**Action item**.
Give the records again, word for word.

**Provided records**.
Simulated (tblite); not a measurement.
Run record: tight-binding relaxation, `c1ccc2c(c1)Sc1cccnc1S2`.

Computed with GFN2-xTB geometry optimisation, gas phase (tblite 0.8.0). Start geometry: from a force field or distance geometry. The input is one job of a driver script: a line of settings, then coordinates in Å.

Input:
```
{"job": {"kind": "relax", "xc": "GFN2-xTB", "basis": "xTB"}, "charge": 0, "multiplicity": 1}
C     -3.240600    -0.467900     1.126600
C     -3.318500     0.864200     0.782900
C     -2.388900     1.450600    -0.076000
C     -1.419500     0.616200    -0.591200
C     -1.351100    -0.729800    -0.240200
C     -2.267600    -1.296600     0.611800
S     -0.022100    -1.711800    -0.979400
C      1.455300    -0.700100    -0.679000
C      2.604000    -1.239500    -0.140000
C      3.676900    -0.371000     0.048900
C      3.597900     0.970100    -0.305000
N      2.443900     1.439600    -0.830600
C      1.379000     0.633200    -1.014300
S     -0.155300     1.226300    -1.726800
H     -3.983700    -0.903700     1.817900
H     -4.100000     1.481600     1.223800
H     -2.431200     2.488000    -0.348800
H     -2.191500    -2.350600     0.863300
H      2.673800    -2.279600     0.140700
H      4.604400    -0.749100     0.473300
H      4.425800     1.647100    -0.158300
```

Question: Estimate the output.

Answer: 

**Result**.
Simulated (tblite); not a measurement.
Run record: tight-binding relaxation, `c1ccc2c(c1)Sc1cccnc1S2`.

Computed with GFN2-xTB geometry optimisation, gas phase (tblite 0.8.0). Start geometry: from a force field or distance geometry. The input is one job of a driver script: a line of settings, then coordinates in Å.

Input:
```
{"job": {"kind": "relax", "xc": "GFN2-xTB", "basis": "xTB"}, "charge": 0, "multiplicity": 1}
C     -3.240600    -0.467900     1.126600
C     -3.318500     0.864200     0.782900
C     -2.388900     1.450600    -0.076000
C     -1.419500     0.616200    -0.591200
C     -1.351100    -0.729800    -0.240200
C     -2.267600    -1.296600     0.611800
S     -0.022100    -1.711800    -0.979400
C      1.455300    -0.700100    -0.679000
C      2.604000    -1.239500    -0.140000
C      3.676900    -0.371000     0.048900
C      3.597900     0.970100    -0.305000
N      2.443900     1.439600    -0.830600
C      1.379000     0.633200    -1.014300
S     -0.155300     1.226300    -1.726800
H     -3.983700    -0.903700     1.817900
H     -4.100000     1.481600     1.223800
H     -2.431200     2.488000    -0.348800
H     -2.191500    -2.350600     0.863300
H      2.673800    -2.279600     0.140700
H      4.604400    -0.749100     0.473300
H      4.425800     1.647100    -0.158300
```

Question: Estimate the output.

Answer: 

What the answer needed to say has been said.